▸ GIVEN DATA
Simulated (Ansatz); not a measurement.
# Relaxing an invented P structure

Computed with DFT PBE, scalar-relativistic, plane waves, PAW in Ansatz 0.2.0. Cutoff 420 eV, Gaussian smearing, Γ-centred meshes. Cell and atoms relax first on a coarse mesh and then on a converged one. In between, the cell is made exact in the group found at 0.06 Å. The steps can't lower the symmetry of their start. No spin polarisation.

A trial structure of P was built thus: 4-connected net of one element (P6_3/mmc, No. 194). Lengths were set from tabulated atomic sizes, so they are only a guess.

▸ WORK ITEM
Once you have read the records, output each one exactly as written.

▸ ANSWER SPACE
Simulated (Ansatz); not a measurement.
# Relaxing an invented P structure

Computed with DFT PBE, scalar-relativistic, plane waves, PAW in Ansatz 0.2.0. Cutoff 420 eV, Gaussian smearing, Γ-centred meshes. Cell and atoms relax first on a coarse mesh and then on a converged one. In between, the cell is made exact in the group found at 0.06 Å. The steps can't lower the symmetry of their start. No spin polarisation.

A trial structure of P was built thus: 4-connected net of one element (P6_3/mmc, No. 194). Lengths were set from tabulated atomic sizes, so they are only a guess.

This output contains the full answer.